== REQUIREMENT ==
Print the first line of the material below and each line after it, exactly as written, ending with the line that contains "Computed against measured: dipole moment".

⁂

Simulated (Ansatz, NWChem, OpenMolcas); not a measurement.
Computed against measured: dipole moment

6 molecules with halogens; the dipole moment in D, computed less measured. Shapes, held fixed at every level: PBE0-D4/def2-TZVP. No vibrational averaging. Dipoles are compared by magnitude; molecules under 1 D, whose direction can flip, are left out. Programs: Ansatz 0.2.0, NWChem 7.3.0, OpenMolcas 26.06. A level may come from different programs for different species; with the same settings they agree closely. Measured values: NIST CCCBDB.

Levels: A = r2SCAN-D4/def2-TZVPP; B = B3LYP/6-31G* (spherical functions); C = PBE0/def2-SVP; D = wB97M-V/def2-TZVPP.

⁂

== YOUR RESPONSE ==
Simulated (Ansatz, NWChem, OpenMolcas); not a measurement.
Computed against measured: dipole moment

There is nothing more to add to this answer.